==== DATASET EXCERPTS ====

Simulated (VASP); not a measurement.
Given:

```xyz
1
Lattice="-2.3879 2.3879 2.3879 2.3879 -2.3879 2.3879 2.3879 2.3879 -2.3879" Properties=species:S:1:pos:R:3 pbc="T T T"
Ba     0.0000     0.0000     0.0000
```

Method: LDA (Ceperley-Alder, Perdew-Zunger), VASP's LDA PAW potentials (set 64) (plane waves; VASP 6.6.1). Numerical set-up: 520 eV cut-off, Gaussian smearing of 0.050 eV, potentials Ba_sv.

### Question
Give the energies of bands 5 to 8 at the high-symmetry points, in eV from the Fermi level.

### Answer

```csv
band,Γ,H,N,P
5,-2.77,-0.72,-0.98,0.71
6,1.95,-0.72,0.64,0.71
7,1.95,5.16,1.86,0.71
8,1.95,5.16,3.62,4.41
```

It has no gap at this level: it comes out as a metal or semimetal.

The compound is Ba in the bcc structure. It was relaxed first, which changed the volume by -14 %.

====

* [TASK ITEM] Copy out the listing above, line by line and exactly, from its first line to the line holding "It has no gap", inclusive.

* [TASK RESPONSE]
Simulated (VASP); not a measurement.
Given:

```xyz
1
Lattice="-2.3879 2.3879 2.3879 2.3879 -2.3879 2.3879 2.3879 2.3879 -2.3879" Properties=species:S:1:pos:R:3 pbc="T T T"
Ba     0.0000     0.0000     0.0000
```

Method: LDA (Ceperley-Alder, Perdew-Zunger), VASP's LDA PAW potentials (set 64) (plane waves; VASP 6.6.1). Numerical set-up: 520 eV cut-off, Gaussian smearing of 0.050 eV, potentials Ba_sv.

### Question
Give the energies of bands 5 to 8 at the high-symmetry points, in eV from the Fermi level.

### Answer

```csv
band,Γ,H,N,P
5,-2.77,-0.72,-0.98,0.71
6,1.95,-0.72,0.64,0.71
7,1.95,5.16,1.86,0.71
8,1.95,5.16,3.62,4.41
```

It has no gap at this level: it comes out as a metal or semimetal.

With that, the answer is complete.